» **Study material**
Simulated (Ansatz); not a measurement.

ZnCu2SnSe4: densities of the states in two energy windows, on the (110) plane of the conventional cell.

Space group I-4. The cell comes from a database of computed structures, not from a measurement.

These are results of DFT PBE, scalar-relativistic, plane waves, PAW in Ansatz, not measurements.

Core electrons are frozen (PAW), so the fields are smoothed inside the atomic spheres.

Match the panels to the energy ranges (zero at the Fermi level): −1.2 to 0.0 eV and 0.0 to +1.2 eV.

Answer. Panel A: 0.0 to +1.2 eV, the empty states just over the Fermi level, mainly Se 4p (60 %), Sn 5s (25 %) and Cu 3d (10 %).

» **Work task**
Would you retype all of the data exactly as shown?

» **Written solution**
Simulated (Ansatz); not a measurement.

ZnCu2SnSe4: densities of the states in two energy windows, on the (110) plane of the conventional cell.

Space group I-4. The cell comes from a database of computed structures, not from a measurement.

These are results of DFT PBE, scalar-relativistic, plane waves, PAW in Ansatz, not measurements.

Core electrons are frozen (PAW), so the fields are smoothed inside the atomic spheres.

Match the panels to the energy ranges (zero at the Fermi level): −1.2 to 0.0 eV and 0.0 to +1.2 eV.

Answer. Panel A: 0.0 to +1.2 eV, the empty states just over the Fermi level, mainly Se 4p (60 %), Sn 5s (25 %) and Cu 3d (10 %).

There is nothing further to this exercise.